Task item » Would you please retype the records that follow, word for word?

(Beginning of Records provided)

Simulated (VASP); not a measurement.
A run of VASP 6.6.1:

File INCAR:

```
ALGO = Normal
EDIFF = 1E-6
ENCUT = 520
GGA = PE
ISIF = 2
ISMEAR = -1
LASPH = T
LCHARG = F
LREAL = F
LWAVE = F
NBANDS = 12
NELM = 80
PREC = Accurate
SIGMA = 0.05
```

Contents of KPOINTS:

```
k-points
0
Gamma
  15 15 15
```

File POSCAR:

(End of Records provided)

Exercise result »
Simulated (VASP); not a measurement.
A run of VASP 6.6.1:

File INCAR:

```
ALGO = Normal
EDIFF = 1E-6
ENCUT = 520
GGA = PE
ISIF = 2
ISMEAR = -1
LASPH = T
LCHARG = F
LREAL = F
LWAVE = F
NBANDS = 12
NELM = 80
PREC = Accurate
SIGMA = 0.05
```

Contents of KPOINTS:

```
k-points
0
Gamma
  15 15 15
```

File POSCAR:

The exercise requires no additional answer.